── Entries supplied ──

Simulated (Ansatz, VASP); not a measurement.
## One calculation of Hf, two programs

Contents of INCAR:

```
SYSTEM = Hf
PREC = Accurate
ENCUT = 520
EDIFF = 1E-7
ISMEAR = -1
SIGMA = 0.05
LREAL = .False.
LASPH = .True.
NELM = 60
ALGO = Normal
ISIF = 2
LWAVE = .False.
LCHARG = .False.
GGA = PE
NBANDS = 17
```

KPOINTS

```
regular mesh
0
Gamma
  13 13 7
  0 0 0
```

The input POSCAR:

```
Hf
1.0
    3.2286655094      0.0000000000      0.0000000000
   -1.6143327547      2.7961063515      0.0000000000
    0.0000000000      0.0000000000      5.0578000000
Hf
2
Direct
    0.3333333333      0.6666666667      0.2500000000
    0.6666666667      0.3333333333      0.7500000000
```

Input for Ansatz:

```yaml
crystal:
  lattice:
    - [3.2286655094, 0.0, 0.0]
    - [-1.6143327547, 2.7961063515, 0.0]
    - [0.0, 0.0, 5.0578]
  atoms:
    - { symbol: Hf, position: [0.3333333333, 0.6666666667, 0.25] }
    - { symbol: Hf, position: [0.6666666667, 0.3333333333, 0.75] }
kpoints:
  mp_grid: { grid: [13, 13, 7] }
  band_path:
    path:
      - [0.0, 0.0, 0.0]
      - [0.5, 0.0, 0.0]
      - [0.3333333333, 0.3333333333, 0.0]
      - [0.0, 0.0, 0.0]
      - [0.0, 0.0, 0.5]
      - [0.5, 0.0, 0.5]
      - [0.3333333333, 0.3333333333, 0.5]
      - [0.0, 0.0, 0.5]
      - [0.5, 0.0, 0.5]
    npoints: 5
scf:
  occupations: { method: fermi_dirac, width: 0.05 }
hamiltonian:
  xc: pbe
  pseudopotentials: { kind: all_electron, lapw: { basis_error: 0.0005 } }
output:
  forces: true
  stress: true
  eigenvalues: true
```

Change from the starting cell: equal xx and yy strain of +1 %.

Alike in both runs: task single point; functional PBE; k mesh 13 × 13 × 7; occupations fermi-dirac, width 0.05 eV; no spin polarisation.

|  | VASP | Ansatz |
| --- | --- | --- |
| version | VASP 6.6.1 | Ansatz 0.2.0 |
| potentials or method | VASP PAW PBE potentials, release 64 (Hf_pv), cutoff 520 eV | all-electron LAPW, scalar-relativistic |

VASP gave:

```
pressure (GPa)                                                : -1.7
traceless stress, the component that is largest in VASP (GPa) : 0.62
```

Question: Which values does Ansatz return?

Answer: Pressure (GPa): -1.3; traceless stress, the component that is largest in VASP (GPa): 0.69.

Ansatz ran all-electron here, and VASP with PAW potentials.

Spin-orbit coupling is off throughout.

───

What you return must be the lines above that run from the line with "VASP | Ansatz |" to the line with "Question: Which values does Ansatz return?", inclusive, each copied exactly.

[Task solution]:
|  | VASP | Ansatz |
| --- | --- | --- |
| version | VASP 6.6.1 | Ansatz 0.2.0 |
| potentials or method | VASP PAW PBE potentials, release 64 (Hf_pv), cutoff 520 eV | all-electron LAPW, scalar-relativistic |

VASP gave:

```
pressure (GPa)                                                : -1.7
traceless stress, the component that is largest in VASP (GPa) : 0.62
```

Question: Which values does Ansatz return?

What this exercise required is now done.